Exercise - The expected output is every entry, copied exactly.

· · · · ·

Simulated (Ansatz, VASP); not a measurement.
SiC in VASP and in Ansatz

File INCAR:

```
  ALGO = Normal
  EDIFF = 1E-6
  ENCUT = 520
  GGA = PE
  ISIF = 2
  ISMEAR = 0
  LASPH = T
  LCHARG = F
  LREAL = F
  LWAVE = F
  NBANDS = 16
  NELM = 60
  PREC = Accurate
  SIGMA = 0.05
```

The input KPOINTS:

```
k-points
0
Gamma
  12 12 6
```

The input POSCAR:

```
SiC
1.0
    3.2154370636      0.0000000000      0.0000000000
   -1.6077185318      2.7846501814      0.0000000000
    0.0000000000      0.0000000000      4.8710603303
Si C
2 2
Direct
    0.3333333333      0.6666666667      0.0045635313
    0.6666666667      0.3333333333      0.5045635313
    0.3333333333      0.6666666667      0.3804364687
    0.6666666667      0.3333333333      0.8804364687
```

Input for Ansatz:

· · · · ·

Answer space -
Simulated (Ansatz, VASP); not a measurement.
SiC in VASP and in Ansatz

File INCAR:

```
  ALGO = Normal
  EDIFF = 1E-6
  ENCUT = 520
  GGA = PE
  ISIF = 2
  ISMEAR = 0
  LASPH = T
  LCHARG = F
  LREAL = F
  LWAVE = F
  NBANDS = 16
  NELM = 60
  PREC = Accurate
  SIGMA = 0.05
```

The input KPOINTS:

```
k-points
0
Gamma
  12 12 6
```

The input POSCAR:

```
SiC
1.0
    3.2154370636      0.0000000000      0.0000000000
   -1.6077185318      2.7846501814      0.0000000000
    0.0000000000      0.0000000000      4.8710603303
Si C
2 2
Direct
    0.3333333333      0.6666666667      0.0045635313
    0.6666666667      0.3333333333      0.5045635313
    0.3333333333      0.6666666667      0.3804364687
    0.6666666667      0.3333333333      0.8804364687
```

Input for Ansatz:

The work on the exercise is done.